════════════════

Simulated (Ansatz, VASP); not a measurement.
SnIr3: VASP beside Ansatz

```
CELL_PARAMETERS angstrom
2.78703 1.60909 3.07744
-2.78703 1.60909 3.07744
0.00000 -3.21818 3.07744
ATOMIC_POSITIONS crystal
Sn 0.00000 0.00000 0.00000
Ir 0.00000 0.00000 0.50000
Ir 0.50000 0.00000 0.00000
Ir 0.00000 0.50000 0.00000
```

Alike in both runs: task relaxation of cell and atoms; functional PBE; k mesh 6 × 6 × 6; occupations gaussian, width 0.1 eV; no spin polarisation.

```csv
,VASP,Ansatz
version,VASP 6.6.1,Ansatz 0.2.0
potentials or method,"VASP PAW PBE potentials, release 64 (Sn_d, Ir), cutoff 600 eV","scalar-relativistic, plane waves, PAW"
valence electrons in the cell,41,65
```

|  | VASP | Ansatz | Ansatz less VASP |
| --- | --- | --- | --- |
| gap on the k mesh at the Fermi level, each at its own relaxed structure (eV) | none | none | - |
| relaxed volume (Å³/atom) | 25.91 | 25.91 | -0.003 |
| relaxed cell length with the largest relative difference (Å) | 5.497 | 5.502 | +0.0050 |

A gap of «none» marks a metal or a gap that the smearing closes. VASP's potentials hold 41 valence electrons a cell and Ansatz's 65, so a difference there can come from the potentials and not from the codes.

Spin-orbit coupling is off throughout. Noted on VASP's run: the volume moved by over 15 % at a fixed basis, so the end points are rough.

════════════════

ASSIGNED TASK: From the start of the data to the line that holds "less VASP |", retype each line exactly, with both ends included.

RESULT:
Simulated (Ansatz, VASP); not a measurement.
SnIr3: VASP beside Ansatz

```
CELL_PARAMETERS angstrom
2.78703 1.60909 3.07744
-2.78703 1.60909 3.07744
0.00000 -3.21818 3.07744
ATOMIC_POSITIONS crystal
Sn 0.00000 0.00000 0.00000
Ir 0.00000 0.00000 0.50000
Ir 0.50000 0.00000 0.00000
Ir 0.00000 0.50000 0.00000
```

Alike in both runs: task relaxation of cell and atoms; functional PBE; k mesh 6 × 6 × 6; occupations gaussian, width 0.1 eV; no spin polarisation.

```csv
,VASP,Ansatz
version,VASP 6.6.1,Ansatz 0.2.0
potentials or method,"VASP PAW PBE potentials, release 64 (Sn_d, Ir), cutoff 600 eV","scalar-relativistic, plane waves, PAW"
valence electrons in the cell,41,65
```

|  | VASP | Ansatz | Ansatz less VASP |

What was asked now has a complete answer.